WORK INSTRUCTION: Please restate the data that follows, leaving every word in place.

EXTRACTED INFORMATION:
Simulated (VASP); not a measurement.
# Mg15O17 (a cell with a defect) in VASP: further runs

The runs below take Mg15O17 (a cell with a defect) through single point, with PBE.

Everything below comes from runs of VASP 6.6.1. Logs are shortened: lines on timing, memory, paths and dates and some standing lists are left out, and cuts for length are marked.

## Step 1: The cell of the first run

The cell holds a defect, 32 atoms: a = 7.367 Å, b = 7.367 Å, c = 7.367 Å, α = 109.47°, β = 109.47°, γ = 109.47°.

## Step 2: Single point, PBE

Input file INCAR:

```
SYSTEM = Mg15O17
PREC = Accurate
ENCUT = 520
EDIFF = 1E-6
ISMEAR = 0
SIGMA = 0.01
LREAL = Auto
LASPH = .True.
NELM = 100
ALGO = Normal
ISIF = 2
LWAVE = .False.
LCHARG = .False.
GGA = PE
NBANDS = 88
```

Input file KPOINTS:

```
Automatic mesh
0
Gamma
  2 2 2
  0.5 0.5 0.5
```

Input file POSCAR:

ANSWER SPACE:
Simulated (VASP); not a measurement.
# Mg15O17 (a cell with a defect) in VASP: further runs

The runs below take Mg15O17 (a cell with a defect) through single point, with PBE.

Everything below comes from runs of VASP 6.6.1. Logs are shortened: lines on timing, memory, paths and dates and some standing lists are left out, and cuts for length are marked.

## Step 1: The cell of the first run

The cell holds a defect, 32 atoms: a = 7.367 Å, b = 7.367 Å, c = 7.367 Å, α = 109.47°, β = 109.47°, γ = 109.47°.

## Step 2: Single point, PBE

Input file INCAR:

```
SYSTEM = Mg15O17
PREC = Accurate
ENCUT = 520
EDIFF = 1E-6
ISMEAR = 0
SIGMA = 0.01
LREAL = Auto
LASPH = .True.
NELM = 100
ALGO = Normal
ISIF = 2
LWAVE = .False.
LCHARG = .False.
GGA = PE
NBANDS = 88
```

Input file KPOINTS:

```
Automatic mesh
0
Gamma
  2 2 2
  0.5 0.5 0.5
```

Input file POSCAR:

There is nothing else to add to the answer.